Entries provided section start

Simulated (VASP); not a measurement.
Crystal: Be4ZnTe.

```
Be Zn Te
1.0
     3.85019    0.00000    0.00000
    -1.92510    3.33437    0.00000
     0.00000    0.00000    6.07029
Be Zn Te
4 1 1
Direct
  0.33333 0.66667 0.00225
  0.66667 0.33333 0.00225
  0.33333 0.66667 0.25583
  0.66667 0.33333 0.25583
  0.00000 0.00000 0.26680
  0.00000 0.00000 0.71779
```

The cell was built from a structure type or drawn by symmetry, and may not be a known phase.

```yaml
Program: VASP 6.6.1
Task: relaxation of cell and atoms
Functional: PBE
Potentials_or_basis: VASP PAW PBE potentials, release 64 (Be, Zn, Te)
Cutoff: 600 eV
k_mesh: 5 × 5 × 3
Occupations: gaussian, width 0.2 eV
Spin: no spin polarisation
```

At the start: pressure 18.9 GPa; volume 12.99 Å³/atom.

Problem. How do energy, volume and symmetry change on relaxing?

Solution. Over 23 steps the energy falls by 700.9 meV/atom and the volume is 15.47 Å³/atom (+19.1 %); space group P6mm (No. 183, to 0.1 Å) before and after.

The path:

Entries provided section end

- **Work instruction**
Your answer must be every record above, set down exactly as written.

- **Your response**
Simulated (VASP); not a measurement.
Crystal: Be4ZnTe.

```
Be Zn Te
1.0
     3.85019    0.00000    0.00000
    -1.92510    3.33437    0.00000
     0.00000    0.00000    6.07029
Be Zn Te
4 1 1
Direct
  0.33333 0.66667 0.00225
  0.66667 0.33333 0.00225
  0.33333 0.66667 0.25583
  0.66667 0.33333 0.25583
  0.00000 0.00000 0.26680
  0.00000 0.00000 0.71779
```

The cell was built from a structure type or drawn by symmetry, and may not be a known phase.

```yaml
Program: VASP 6.6.1
Task: relaxation of cell and atoms
Functional: PBE
Potentials_or_basis: VASP PAW PBE potentials, release 64 (Be, Zn, Te)
Cutoff: 600 eV
k_mesh: 5 × 5 × 3
Occupations: gaussian, width 0.2 eV
Spin: no spin polarisation
```

At the start: pressure 18.9 GPa; volume 12.99 Å³/atom.

Problem. How do energy, volume and symmetry change on relaxing?

Solution. Over 23 steps the energy falls by 700.9 meV/atom and the volume is 15.47 Å³/atom (+19.1 %); space group P6mm (No. 183, to 0.1 Å) before and after.

The path:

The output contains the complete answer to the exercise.